WORK INSTRUCTION.
Retype all of the records precisely.

---------- DATA SUPPLIED
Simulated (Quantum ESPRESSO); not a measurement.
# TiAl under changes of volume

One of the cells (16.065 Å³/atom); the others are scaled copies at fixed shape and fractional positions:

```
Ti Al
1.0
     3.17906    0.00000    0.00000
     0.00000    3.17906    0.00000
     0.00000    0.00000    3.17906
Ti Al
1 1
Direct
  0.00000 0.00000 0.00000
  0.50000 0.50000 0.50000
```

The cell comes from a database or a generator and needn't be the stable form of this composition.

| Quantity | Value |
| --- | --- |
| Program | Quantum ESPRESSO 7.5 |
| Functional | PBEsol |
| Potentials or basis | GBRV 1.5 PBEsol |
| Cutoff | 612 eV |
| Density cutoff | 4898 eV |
--------------------

RESPONSE BOX.
Simulated (Quantum ESPRESSO); not a measurement.
# TiAl under changes of volume

One of the cells (16.065 Å³/atom); the others are scaled copies at fixed shape and fractional positions:

```
Ti Al
1.0
     3.17906    0.00000    0.00000
     0.00000    3.17906    0.00000
     0.00000    0.00000    3.17906
Ti Al
1 1
Direct
  0.00000 0.00000 0.00000
  0.50000 0.50000 0.50000
```

The cell comes from a database or a generator and needn't be the stable form of this composition.

| Quantity | Value |
| --- | --- |
| Program | Quantum ESPRESSO 7.5 |
| Functional | PBEsol |
| Potentials or basis | GBRV 1.5 PBEsol |
| Cutoff | 612 eV |
| Density cutoff | 4898 eV |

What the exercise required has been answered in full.